---- Data listing
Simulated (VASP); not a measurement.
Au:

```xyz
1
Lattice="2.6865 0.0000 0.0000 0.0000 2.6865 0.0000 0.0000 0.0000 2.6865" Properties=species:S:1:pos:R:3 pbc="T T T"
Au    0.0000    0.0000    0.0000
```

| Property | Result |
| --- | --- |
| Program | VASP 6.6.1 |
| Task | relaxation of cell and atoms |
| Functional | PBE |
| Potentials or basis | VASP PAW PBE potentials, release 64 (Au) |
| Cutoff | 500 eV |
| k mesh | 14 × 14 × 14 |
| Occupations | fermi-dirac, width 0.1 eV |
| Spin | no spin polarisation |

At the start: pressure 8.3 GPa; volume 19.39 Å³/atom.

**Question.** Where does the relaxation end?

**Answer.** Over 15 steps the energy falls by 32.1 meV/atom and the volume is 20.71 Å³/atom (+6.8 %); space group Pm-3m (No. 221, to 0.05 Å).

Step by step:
--------

● Activity:
Each line from the top of the material above through the line containing "to 0.05 Å)." must be output exactly, and no other line.

● Exercise response:
Simulated (VASP); not a measurement.
Au:

```xyz
1
Lattice="2.6865 0.0000 0.0000 0.0000 2.6865 0.0000 0.0000 0.0000 2.6865" Properties=species:S:1:pos:R:3 pbc="T T T"
Au    0.0000    0.0000    0.0000
```

| Property | Result |
| --- | --- |
| Program | VASP 6.6.1 |
| Task | relaxation of cell and atoms |
| Functional | PBE |
| Potentials or basis | VASP PAW PBE potentials, release 64 (Au) |
| Cutoff | 500 eV |
| k mesh | 14 × 14 × 14 |
| Occupations | fermi-dirac, width 0.1 eV |
| Spin | no spin polarisation |

At the start: pressure 8.3 GPa; volume 19.39 Å³/atom.

**Question.** Where does the relaxation end?

**Answer.** Over 15 steps the energy falls by 32.1 meV/atom and the volume is 20.71 Å³/atom (+6.8 %); space group Pm-3m (No. 221, to 0.05 Å).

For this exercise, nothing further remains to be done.